▸ **Brief**:
Reproduce, without any change, the span of lines from the opening of the records below to the line containing "Caveats: the cell", inclusive.

▸ **Entries shown**:
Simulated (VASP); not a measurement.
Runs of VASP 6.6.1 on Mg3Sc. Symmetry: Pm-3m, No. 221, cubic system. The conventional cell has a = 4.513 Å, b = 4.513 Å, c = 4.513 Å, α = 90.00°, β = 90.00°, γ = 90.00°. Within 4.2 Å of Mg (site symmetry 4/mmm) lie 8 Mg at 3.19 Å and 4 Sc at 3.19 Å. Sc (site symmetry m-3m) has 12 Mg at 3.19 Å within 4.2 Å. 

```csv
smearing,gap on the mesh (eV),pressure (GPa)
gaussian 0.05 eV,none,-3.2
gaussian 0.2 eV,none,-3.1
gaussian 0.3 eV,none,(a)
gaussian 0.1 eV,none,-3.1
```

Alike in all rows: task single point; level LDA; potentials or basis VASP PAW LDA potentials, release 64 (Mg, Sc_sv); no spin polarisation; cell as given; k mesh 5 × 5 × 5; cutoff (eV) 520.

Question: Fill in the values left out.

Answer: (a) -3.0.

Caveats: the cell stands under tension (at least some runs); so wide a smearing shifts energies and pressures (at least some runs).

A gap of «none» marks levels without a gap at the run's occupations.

▸ **Exercise solution**:
Simulated (VASP); not a measurement.
Runs of VASP 6.6.1 on Mg3Sc. Symmetry: Pm-3m, No. 221, cubic system. The conventional cell has a = 4.513 Å, b = 4.513 Å, c = 4.513 Å, α = 90.00°, β = 90.00°, γ = 90.00°. Within 4.2 Å of Mg (site symmetry 4/mmm) lie 8 Mg at 3.19 Å and 4 Sc at 3.19 Å. Sc (site symmetry m-3m) has 12 Mg at 3.19 Å within 4.2 Å. 

```csv
smearing,gap on the mesh (eV),pressure (GPa)
gaussian 0.05 eV,none,-3.2
gaussian 0.2 eV,none,-3.1
gaussian 0.3 eV,none,(a)
gaussian 0.1 eV,none,-3.1
```

Alike in all rows: task single point; level LDA; potentials or basis VASP PAW LDA potentials, release 64 (Mg, Sc_sv); no spin polarisation; cell as given; k mesh 5 × 5 × 5; cutoff (eV) 520.

Question: Fill in the values left out.

Answer: (a) -3.0.

Caveats: the cell stands under tension (at least some runs); so wide a smearing shifts energies and pressures (at least some runs).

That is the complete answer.